GIVEN ENTRIES:
================
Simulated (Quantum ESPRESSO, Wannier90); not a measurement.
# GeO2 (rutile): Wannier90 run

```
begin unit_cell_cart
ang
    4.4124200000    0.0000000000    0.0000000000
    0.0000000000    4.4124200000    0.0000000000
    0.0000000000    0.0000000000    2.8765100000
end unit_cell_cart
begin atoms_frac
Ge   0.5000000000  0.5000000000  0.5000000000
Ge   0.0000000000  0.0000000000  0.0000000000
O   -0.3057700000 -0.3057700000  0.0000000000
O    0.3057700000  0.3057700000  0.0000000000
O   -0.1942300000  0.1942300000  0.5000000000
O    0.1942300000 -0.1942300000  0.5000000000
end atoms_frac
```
================

WORK TASK: Each entry shown above must be retyped word for word.

RESPONSE AREA:
Simulated (Quantum ESPRESSO, Wannier90); not a measurement.
# GeO2 (rutile): Wannier90 run

```
begin unit_cell_cart
ang
    4.4124200000    0.0000000000    0.0000000000
    0.0000000000    4.4124200000    0.0000000000
    0.0000000000    0.0000000000    2.8765100000
end unit_cell_cart
begin atoms_frac
Ge   0.5000000000  0.5000000000  0.5000000000
Ge   0.0000000000  0.0000000000  0.0000000000
O   -0.3057700000 -0.3057700000  0.0000000000
O    0.3057700000  0.3057700000  0.0000000000
O   -0.1942300000  0.1942300000  0.5000000000
O    0.1942300000 -0.1942300000  0.5000000000
end atoms_frac
```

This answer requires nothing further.